### [ASSIGNMENT]
Would you restate the entries below word for word, starting at the first line and ending with the one that has "Wanted: the spread"?

### [INFORMATION SHOWN]
/---

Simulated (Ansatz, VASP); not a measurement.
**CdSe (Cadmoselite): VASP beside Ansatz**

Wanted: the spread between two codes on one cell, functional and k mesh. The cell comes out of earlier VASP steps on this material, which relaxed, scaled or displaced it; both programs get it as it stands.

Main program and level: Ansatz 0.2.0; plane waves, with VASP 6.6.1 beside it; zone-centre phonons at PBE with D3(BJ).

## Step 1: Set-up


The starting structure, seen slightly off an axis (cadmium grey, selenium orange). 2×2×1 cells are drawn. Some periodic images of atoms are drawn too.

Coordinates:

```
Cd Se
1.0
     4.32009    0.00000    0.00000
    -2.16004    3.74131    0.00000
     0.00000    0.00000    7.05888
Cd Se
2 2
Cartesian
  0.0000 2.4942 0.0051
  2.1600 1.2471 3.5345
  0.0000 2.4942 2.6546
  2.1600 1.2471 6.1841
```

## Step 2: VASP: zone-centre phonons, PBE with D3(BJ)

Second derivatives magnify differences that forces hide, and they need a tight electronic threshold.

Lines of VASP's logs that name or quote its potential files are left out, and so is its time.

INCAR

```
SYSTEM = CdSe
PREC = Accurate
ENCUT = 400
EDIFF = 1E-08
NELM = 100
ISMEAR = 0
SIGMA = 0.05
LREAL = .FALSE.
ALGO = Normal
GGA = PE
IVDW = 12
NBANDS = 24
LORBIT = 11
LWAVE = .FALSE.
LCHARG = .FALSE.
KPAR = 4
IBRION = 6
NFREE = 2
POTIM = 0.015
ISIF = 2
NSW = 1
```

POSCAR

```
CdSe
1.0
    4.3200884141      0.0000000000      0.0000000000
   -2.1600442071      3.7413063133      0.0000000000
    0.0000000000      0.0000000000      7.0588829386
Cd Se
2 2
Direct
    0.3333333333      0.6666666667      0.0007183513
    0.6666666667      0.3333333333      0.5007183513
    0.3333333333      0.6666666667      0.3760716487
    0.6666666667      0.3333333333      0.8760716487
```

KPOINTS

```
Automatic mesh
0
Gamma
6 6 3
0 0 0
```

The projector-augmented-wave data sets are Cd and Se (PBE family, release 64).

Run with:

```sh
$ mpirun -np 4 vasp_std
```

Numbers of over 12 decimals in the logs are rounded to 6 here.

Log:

\---

### [TASK ANSWER]
Simulated (Ansatz, VASP); not a measurement.
**CdSe (Cadmoselite): VASP beside Ansatz**

Wanted: the spread between two codes on one cell, functional and k mesh. The cell comes out of earlier VASP steps on this material, which relaxed, scaled or displaced it; both programs get it as it stands.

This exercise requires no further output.